# [REQUIREMENT]
When you reach the line containing "Problem. Where does the relaxation end?", stop after it; until then, copy each line of the listing exactly, starting with the first.

# [RECORDS PROVIDED]
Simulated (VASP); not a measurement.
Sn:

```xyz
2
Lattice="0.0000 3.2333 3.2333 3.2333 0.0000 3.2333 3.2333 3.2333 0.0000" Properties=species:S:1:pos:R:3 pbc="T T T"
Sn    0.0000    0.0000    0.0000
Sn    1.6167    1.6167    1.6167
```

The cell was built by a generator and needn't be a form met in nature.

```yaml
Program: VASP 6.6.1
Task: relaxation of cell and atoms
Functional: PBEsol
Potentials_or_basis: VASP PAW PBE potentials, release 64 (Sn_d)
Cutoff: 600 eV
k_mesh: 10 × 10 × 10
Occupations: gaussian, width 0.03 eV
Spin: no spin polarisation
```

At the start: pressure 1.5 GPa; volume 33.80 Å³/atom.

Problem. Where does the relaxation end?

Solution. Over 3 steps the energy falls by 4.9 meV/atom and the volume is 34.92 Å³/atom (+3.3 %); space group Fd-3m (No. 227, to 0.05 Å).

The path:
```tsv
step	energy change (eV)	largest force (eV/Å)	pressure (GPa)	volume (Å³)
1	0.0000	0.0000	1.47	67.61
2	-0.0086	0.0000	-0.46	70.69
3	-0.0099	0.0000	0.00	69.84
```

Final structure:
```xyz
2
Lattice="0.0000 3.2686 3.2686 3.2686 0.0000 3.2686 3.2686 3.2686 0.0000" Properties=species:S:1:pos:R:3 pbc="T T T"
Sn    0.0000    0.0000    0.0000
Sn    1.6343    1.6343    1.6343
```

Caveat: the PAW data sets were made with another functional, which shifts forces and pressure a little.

# [EXERCISE OUTPUT]
Simulated (VASP); not a measurement.
Sn:

```xyz
2
Lattice="0.0000 3.2333 3.2333 3.2333 0.0000 3.2333 3.2333 3.2333 0.0000" Properties=species:S:1:pos:R:3 pbc="T T T"
Sn    0.0000    0.0000    0.0000
Sn    1.6167    1.6167    1.6167
```

The cell was built by a generator and needn't be a form met in nature.

```yaml
Program: VASP 6.6.1
Task: relaxation of cell and atoms
Functional: PBEsol
Potentials_or_basis: VASP PAW PBE potentials, release 64 (Sn_d)
Cutoff: 600 eV
k_mesh: 10 × 10 × 10
Occupations: gaussian, width 0.03 eV
Spin: no spin polarisation
```

At the start: pressure 1.5 GPa; volume 33.80 Å³/atom.

Problem. Where does the relaxation end?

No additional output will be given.